Task item: Starting with the first line and ending with the one that holds "Theory: DFT PBE, scalar-relativistic, plane", retype the entries exactly.

Data:
- Opening Delimiter -
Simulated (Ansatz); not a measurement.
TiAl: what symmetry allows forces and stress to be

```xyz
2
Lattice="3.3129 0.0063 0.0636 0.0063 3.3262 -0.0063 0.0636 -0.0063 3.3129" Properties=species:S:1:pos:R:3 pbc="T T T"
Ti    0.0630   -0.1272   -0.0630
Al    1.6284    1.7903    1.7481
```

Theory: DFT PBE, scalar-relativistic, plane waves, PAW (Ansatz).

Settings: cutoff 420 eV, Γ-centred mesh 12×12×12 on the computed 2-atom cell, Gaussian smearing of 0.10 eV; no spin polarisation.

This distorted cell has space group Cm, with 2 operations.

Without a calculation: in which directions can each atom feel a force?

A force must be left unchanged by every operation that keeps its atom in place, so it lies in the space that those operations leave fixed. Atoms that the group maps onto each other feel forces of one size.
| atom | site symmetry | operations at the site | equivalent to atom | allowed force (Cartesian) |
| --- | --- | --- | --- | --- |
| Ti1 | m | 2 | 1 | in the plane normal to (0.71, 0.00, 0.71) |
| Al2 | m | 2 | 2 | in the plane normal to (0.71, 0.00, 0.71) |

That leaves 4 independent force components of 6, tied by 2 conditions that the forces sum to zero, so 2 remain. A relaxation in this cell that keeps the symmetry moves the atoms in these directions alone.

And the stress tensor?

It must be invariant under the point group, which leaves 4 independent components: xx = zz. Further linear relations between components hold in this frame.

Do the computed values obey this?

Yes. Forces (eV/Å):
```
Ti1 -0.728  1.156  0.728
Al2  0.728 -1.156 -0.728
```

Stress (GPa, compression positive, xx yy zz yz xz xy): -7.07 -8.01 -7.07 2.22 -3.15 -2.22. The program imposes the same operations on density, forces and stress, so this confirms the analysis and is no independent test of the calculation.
- Closing Delimiter -

Reply:
Simulated (Ansatz); not a measurement.
TiAl: what symmetry allows forces and stress to be

```xyz
2
Lattice="3.3129 0.0063 0.0636 0.0063 3.3262 -0.0063 0.0636 -0.0063 3.3129" Properties=species:S:1:pos:R:3 pbc="T T T"
Ti    0.0630   -0.1272   -0.0630
Al    1.6284    1.7903    1.7481
```

Theory: DFT PBE, scalar-relativistic, plane waves, PAW (Ansatz).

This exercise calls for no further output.